──────── Listed records

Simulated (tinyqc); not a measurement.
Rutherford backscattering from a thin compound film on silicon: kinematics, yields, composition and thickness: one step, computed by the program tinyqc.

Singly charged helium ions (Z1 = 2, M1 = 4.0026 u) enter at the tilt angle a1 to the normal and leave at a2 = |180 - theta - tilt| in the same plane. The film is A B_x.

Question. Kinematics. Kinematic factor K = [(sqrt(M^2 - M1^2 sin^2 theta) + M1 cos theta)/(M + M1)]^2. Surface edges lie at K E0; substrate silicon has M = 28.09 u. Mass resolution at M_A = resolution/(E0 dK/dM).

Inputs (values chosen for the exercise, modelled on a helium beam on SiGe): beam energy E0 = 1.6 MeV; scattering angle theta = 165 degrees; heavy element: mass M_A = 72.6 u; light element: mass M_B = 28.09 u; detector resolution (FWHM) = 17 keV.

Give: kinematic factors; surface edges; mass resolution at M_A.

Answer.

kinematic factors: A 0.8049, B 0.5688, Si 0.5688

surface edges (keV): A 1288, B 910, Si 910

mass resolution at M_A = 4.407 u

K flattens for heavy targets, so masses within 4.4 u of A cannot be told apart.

────────────────

◆ Work instruction ◆
Repeat, exactly and only, the lines from the beginning of the material through the line that contains "mass resolution at M_A = 4.407 u".

◆ Task answer ◆
Simulated (tinyqc); not a measurement.
Rutherford backscattering from a thin compound film on silicon: kinematics, yields, composition and thickness: one step, computed by the program tinyqc.

Singly charged helium ions (Z1 = 2, M1 = 4.0026 u) enter at the tilt angle a1 to the normal and leave at a2 = |180 - theta - tilt| in the same plane. The film is A B_x.

Question. Kinematics. Kinematic factor K = [(sqrt(M^2 - M1^2 sin^2 theta) + M1 cos theta)/(M + M1)]^2. Surface edges lie at K E0; substrate silicon has M = 28.09 u. Mass resolution at M_A = resolution/(E0 dK/dM).

Inputs (values chosen for the exercise, modelled on a helium beam on SiGe): beam energy E0 = 1.6 MeV; scattering angle theta = 165 degrees; heavy element: mass M_A = 72.6 u; light element: mass M_B = 28.09 u; detector resolution (FWHM) = 17 keV.

Give: kinematic factors; surface edges; mass resolution at M_A.

Answer.

kinematic factors: A 0.8049, B 0.5688, Si 0.5688

surface edges (keV): A 1288, B 910, Si 910

mass resolution at M_A = 4.407 u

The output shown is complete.